**EXTRACTED INFORMATION:**
□ □ □ □ □ □ □
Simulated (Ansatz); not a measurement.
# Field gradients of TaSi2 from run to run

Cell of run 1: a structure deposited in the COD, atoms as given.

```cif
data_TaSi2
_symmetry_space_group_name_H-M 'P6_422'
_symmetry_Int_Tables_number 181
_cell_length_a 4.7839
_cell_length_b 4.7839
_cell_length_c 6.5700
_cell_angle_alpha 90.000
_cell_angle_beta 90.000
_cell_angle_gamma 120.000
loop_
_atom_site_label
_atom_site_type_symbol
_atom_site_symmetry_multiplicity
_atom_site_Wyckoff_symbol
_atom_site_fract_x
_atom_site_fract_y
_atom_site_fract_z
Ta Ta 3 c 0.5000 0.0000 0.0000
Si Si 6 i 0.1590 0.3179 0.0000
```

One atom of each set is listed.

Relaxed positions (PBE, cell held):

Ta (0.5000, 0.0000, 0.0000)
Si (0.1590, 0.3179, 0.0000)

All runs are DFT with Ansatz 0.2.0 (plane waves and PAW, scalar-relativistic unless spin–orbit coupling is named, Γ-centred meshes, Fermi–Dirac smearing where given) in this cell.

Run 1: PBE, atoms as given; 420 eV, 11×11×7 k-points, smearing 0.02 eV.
□ □ □ □ □ □ □

**BRIEF:** Retype only the lines running from the top of the listing to the line that holds "All runs are", both ends included.

**RESPONSE:**
Simulated (Ansatz); not a measurement.
# Field gradients of TaSi2 from run to run

Cell of run 1: a structure deposited in the COD, atoms as given.

```cif
data_TaSi2
_symmetry_space_group_name_H-M 'P6_422'
_symmetry_Int_Tables_number 181
_cell_length_a 4.7839
_cell_length_b 4.7839
_cell_length_c 6.5700
_cell_angle_alpha 90.000
_cell_angle_beta 90.000
_cell_angle_gamma 120.000
loop_
_atom_site_label
_atom_site_type_symbol
_atom_site_symmetry_multiplicity
_atom_site_Wyckoff_symbol
_atom_site_fract_x
_atom_site_fract_y
_atom_site_fract_z
Ta Ta 3 c 0.5000 0.0000 0.0000
Si Si 6 i 0.1590 0.3179 0.0000
```

One atom of each set is listed.

Relaxed positions (PBE, cell held):

Ta (0.5000, 0.0000, 0.0000)
Si (0.1590, 0.3179, 0.0000)

All runs are DFT with Ansatz 0.2.0 (plane waves and PAW, scalar-relativistic unless spin–orbit coupling is named, Γ-centred meshes, Fermi–Dirac smearing where given) in this cell.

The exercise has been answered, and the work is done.